== Work order ==
Give back, word for word, the lines in the listing below from the one holding "spin multiplicity 1." down to the one holding "No record of", both ends included.

== Dataset excerpts ==
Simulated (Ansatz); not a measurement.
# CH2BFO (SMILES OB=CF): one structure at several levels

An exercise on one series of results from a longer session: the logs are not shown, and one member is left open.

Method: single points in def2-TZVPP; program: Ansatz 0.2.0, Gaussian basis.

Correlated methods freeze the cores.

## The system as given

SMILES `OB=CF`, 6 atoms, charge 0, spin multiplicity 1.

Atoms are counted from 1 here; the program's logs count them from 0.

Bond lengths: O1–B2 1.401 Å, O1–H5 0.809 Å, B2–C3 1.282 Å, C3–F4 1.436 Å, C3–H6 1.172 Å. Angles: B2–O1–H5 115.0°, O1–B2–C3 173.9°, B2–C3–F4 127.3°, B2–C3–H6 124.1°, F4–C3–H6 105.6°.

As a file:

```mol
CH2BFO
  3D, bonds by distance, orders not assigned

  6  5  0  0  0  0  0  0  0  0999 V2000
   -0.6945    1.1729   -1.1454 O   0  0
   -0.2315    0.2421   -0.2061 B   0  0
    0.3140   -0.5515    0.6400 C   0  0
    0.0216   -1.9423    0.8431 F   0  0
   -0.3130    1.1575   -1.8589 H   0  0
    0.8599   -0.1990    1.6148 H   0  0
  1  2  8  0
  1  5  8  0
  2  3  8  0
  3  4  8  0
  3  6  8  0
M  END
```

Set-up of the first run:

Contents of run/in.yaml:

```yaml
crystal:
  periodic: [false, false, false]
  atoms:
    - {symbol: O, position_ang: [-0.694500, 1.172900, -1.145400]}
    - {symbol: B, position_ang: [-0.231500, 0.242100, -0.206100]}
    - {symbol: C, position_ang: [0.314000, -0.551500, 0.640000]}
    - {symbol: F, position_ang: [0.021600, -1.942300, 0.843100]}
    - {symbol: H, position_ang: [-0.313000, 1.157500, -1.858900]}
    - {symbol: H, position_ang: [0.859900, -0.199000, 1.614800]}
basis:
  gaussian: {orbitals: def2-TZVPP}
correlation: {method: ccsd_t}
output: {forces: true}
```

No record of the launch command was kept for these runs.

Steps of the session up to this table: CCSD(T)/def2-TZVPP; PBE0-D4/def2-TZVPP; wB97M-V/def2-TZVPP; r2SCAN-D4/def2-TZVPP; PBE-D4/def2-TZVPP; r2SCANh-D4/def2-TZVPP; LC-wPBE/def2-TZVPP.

== Response area ==
SMILES `OB=CF`, 6 atoms, charge 0, spin multiplicity 1.

Atoms are counted from 1 here; the program's logs count them from 0.

Bond lengths: O1–B2 1.401 Å, O1–H5 0.809 Å, B2–C3 1.282 Å, C3–F4 1.436 Å, C3–H6 1.172 Å. Angles: B2–O1–H5 115.0°, O1–B2–C3 173.9°, B2–C3–F4 127.3°, B2–C3–H6 124.1°, F4–C3–H6 105.6°.

As a file:

```mol
CH2BFO
  3D, bonds by distance, orders not assigned

  6  5  0  0  0  0  0  0  0  0999 V2000
   -0.6945    1.1729   -1.1454 O   0  0
   -0.2315    0.2421   -0.2061 B   0  0
    0.3140   -0.5515    0.6400 C   0  0
    0.0216   -1.9423    0.8431 F   0  0
   -0.3130    1.1575   -1.8589 H   0  0
    0.8599   -0.1990    1.6148 H   0  0
  1  2  8  0
  1  5  8  0
  2  3  8  0
  3  4  8  0
  3  6  8  0
M  END
```

Set-up of the first run:

Contents of run/in.yaml:

```yaml
crystal:
  periodic: [false, false, false]
  atoms:
    - {symbol: O, position_ang: [-0.694500, 1.172900, -1.145400]}
    - {symbol: B, position_ang: [-0.231500, 0.242100, -0.206100]}
    - {symbol: C, position_ang: [0.314000, -0.551500, 0.640000]}
    - {symbol: F, position_ang: [0.021600, -1.942300, 0.843100]}
    - {symbol: H, position_ang: [-0.313000, 1.157500, -1.858900]}
    - {symbol: H, position_ang: [0.859900, -0.199000, 1.614800]}
basis:
  gaussian: {orbitals: def2-TZVPP}
correlation: {method: ccsd_t}
output: {forces: true}
```

No record of the launch command was kept for these runs.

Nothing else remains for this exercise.